* [Work instruction]
Copy nothing but the lines below running from the line containing "Q: Give the" through the line containing "Provenance: a structure", both end lines included.

* [Data supplied]

=-=-=

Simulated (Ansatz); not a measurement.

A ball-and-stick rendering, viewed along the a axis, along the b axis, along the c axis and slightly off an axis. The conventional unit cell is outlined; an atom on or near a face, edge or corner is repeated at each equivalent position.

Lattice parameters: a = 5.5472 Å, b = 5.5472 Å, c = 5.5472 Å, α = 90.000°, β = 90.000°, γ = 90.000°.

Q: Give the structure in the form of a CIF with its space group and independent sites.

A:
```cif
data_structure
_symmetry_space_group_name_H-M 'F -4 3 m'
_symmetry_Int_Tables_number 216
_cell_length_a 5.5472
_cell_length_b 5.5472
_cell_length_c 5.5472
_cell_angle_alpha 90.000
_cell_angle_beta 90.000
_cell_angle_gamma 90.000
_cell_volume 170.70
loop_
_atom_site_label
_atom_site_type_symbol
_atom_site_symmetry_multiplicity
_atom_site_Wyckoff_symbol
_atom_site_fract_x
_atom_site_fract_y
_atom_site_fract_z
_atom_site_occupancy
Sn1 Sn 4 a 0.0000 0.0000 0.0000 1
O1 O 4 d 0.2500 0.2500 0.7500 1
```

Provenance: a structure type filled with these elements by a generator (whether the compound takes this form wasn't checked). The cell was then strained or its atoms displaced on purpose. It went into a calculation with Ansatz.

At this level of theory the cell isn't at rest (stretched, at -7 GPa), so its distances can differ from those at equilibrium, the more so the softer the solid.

=-=-=

* [Answer section]
Q: Give the structure in the form of a CIF with its space group and independent sites.

A:
```cif
data_structure
_symmetry_space_group_name_H-M 'F -4 3 m'
_symmetry_Int_Tables_number 216
_cell_length_a 5.5472
_cell_length_b 5.5472
_cell_length_c 5.5472
_cell_angle_alpha 90.000
_cell_angle_beta 90.000
_cell_angle_gamma 90.000
_cell_volume 170.70
loop_
_atom_site_label
_atom_site_type_symbol
_atom_site_symmetry_multiplicity
_atom_site_Wyckoff_symbol
_atom_site_fract_x
_atom_site_fract_y
_atom_site_fract_z
_atom_site_occupancy
Sn1 Sn 4 a 0.0000 0.0000 0.0000 1
O1 O 4 d 0.2500 0.2500 0.7500 1
```

Provenance: a structure type filled with these elements by a generator (whether the compound takes this form wasn't checked). The cell was then strained or its atoms displaced on purpose. It went into a calculation with Ansatz.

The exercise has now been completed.